• _WORK REQUEST_:
Word for word, restate the entries below from their first line through the line that contains "# ZnGeP2: biaxial".

(GIVEN RECORDS begins)
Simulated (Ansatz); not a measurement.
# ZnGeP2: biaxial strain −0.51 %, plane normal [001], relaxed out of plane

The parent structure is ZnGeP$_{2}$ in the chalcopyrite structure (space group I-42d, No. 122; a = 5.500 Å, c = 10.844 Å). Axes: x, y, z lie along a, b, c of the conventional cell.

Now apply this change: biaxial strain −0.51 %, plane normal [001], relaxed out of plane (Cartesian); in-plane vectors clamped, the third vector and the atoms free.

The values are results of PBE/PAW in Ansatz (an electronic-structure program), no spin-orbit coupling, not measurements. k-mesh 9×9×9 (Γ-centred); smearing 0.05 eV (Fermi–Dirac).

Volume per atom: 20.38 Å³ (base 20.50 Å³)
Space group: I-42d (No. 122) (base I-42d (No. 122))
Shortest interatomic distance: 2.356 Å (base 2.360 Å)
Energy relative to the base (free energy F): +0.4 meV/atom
(GIVEN RECORDS ends)

• _TASK SOLUTION_:
Simulated (Ansatz); not a measurement.
# ZnGeP2: biaxial strain −0.51 %, plane normal [001], relaxed out of plane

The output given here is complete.